________

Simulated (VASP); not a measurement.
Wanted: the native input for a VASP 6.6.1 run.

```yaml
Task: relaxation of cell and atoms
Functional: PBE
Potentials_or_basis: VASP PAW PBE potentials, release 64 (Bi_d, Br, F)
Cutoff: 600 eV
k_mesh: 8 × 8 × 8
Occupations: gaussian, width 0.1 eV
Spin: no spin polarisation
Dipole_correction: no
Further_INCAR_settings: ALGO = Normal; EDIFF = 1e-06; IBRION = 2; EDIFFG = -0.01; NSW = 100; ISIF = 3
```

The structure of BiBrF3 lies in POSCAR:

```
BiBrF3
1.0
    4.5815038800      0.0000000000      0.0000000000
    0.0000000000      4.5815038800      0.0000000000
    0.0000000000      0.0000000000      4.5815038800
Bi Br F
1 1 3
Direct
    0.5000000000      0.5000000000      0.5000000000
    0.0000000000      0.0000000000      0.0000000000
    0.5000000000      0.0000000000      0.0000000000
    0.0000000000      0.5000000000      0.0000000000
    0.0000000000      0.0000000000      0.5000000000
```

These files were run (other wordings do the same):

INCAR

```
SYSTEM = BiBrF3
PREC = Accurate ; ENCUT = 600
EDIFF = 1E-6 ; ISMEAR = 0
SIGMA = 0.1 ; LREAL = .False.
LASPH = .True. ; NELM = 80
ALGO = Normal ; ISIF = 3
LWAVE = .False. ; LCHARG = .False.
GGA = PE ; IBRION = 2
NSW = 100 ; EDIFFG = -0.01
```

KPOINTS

________

WORK TASK: The data must be given again in full. Keep every line identical.

RESPONSE:
Simulated (VASP); not a measurement.
Wanted: the native input for a VASP 6.6.1 run.

```yaml
Task: relaxation of cell and atoms
Functional: PBE
Potentials_or_basis: VASP PAW PBE potentials, release 64 (Bi_d, Br, F)
Cutoff: 600 eV
k_mesh: 8 × 8 × 8
Occupations: gaussian, width 0.1 eV
Spin: no spin polarisation
Dipole_correction: no
Further_INCAR_settings: ALGO = Normal; EDIFF = 1e-06; IBRION = 2; EDIFFG = -0.01; NSW = 100; ISIF = 3
```

The structure of BiBrF3 lies in POSCAR:

```
BiBrF3
1.0
    4.5815038800      0.0000000000      0.0000000000
    0.0000000000      4.5815038800      0.0000000000
    0.0000000000      0.0000000000      4.5815038800
Bi Br F
1 1 3
Direct
    0.5000000000      0.5000000000      0.5000000000
    0.0000000000      0.0000000000      0.0000000000
    0.5000000000      0.0000000000      0.0000000000
    0.0000000000      0.5000000000      0.0000000000
    0.0000000000      0.0000000000      0.5000000000
```

These files were run (other wordings do the same):

INCAR

```
SYSTEM = BiBrF3
PREC = Accurate ; ENCUT = 600
EDIFF = 1E-6 ; ISMEAR = 0
SIGMA = 0.1 ; LREAL = .False.
LASPH = .True. ; NELM = 80
ALGO = Normal ; ISIF = 3
LWAVE = .False. ; LCHARG = .False.
GGA = PE ; IBRION = 2
NSW = 100 ; EDIFFG = -0.01
```

KPOINTS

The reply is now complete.